[Source data]
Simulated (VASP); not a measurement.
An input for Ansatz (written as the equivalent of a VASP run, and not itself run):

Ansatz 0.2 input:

[Work item] The entries are to be repeated exactly, with nothing altered.

[Exercise response]
Simulated (VASP); not a measurement.
An input for Ansatz (written as the equivalent of a VASP run, and not itself run):

Ansatz 0.2 input:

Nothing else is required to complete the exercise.